> _Exercise_: Set down word for word each line from the start of the listing through the line that contains "- Cutoff: 520 eV", both included.

..............................
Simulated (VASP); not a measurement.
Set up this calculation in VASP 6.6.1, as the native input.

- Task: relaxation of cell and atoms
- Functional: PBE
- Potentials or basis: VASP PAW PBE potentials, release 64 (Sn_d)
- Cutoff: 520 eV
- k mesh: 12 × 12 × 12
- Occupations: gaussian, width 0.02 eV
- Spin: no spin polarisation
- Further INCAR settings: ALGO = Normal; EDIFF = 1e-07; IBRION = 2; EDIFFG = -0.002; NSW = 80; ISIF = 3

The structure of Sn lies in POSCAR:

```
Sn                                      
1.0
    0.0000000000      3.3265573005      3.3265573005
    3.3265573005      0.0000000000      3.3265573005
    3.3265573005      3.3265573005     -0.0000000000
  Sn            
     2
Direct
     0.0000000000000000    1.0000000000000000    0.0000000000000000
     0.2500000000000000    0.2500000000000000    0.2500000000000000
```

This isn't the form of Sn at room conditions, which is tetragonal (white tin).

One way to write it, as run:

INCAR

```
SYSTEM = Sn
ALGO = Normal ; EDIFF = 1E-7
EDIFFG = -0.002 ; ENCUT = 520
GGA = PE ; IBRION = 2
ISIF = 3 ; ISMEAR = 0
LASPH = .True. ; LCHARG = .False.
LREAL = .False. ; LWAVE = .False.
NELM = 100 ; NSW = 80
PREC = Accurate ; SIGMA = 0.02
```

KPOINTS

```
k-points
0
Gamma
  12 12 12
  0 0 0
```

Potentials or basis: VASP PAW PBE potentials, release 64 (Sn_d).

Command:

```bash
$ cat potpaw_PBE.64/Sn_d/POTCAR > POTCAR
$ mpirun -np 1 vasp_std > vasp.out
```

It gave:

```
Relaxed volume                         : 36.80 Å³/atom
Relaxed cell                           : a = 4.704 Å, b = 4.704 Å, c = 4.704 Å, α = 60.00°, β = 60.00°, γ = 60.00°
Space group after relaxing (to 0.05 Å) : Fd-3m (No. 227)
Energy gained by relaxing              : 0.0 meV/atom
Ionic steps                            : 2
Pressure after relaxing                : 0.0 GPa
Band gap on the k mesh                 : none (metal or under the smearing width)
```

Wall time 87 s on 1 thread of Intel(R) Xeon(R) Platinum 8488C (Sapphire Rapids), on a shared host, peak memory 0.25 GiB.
..............................

> _Exercise solution_:
Simulated (VASP); not a measurement.
Set up this calculation in VASP 6.6.1, as the native input.

- Task: relaxation of cell and atoms
- Functional: PBE
- Potentials or basis: VASP PAW PBE potentials, release 64 (Sn_d)
- Cutoff: 520 eV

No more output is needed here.